+++ Exercise data +++

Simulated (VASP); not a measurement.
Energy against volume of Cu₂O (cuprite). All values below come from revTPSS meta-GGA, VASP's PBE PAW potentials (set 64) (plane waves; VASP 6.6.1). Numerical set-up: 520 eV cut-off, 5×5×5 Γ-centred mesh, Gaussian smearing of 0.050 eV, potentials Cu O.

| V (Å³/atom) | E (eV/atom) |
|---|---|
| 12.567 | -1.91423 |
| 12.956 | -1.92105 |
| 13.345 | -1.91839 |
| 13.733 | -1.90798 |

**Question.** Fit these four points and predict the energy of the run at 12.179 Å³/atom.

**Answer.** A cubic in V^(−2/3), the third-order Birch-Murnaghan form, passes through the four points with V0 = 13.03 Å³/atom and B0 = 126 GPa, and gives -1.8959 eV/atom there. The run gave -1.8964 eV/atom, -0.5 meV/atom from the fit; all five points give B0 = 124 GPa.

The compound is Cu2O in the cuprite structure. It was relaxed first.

+++

§ Activity: Of the entries above, repeat exactly the lines between the line with "13.345 | -1.91839 |" and the line with "B0 = 124 GPa.", inclusive, and no others.

§ Answer area:
| 13.345 | -1.91839 |
| 13.733 | -1.90798 |

**Question.** Fit these four points and predict the energy of the run at 12.179 Å³/atom.

**Answer.** A cubic in V^(−2/3), the third-order Birch-Murnaghan form, passes through the four points with V0 = 13.03 Å³/atom and B0 = 126 GPa, and gives -1.8959 eV/atom there. The run gave -1.8964 eV/atom, -0.5 meV/atom from the fit; all five points give B0 = 124 GPa.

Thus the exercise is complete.